╔══
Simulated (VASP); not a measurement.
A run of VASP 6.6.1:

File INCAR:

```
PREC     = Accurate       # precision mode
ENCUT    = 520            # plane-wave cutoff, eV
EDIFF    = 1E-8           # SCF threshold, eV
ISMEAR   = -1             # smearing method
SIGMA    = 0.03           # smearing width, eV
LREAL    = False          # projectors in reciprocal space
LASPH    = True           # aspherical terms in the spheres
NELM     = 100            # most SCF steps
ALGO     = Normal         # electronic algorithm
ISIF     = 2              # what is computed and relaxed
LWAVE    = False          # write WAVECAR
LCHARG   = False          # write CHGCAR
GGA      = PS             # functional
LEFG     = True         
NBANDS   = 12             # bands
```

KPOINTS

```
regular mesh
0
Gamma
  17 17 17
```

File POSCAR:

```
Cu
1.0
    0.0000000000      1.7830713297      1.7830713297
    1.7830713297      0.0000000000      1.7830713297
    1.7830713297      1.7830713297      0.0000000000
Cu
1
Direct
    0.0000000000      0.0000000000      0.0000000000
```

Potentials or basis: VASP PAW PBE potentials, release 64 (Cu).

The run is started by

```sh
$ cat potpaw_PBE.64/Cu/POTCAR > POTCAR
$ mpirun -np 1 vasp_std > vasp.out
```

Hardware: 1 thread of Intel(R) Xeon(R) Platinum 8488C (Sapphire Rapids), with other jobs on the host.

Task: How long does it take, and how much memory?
╚══

WORK REQUEST: Up to and including the line that contains "Hardware: 1 thread", restate word for word every line of the entries, starting from the first.

SOLUTION:
Simulated (VASP); not a measurement.
A run of VASP 6.6.1:

File INCAR:

```
PREC     = Accurate       # precision mode
ENCUT    = 520            # plane-wave cutoff, eV
EDIFF    = 1E-8           # SCF threshold, eV
ISMEAR   = -1             # smearing method
SIGMA    = 0.03           # smearing width, eV
LREAL    = False          # projectors in reciprocal space
LASPH    = True           # aspherical terms in the spheres
NELM     = 100            # most SCF steps
ALGO     = Normal         # electronic algorithm
ISIF     = 2              # what is computed and relaxed
LWAVE    = False          # write WAVECAR
LCHARG   = False          # write CHGCAR
GGA      = PS             # functional
LEFG     = True         
NBANDS   = 12             # bands
```

KPOINTS

```
regular mesh
0
Gamma
  17 17 17
```

File POSCAR:

```
Cu
1.0
    0.0000000000      1.7830713297      1.7830713297
    1.7830713297      0.0000000000      1.7830713297
    1.7830713297      1.7830713297      0.0000000000
Cu
1
Direct
    0.0000000000      0.0000000000      0.0000000000
```

Potentials or basis: VASP PAW PBE potentials, release 64 (Cu).

The run is started by

```sh
$ cat potpaw_PBE.64/Cu/POTCAR > POTCAR
$ mpirun -np 1 vasp_std > vasp.out
```

Hardware: 1 thread of Intel(R) Xeon(R) Platinum 8488C (Sapphire Rapids), with other jobs on the host.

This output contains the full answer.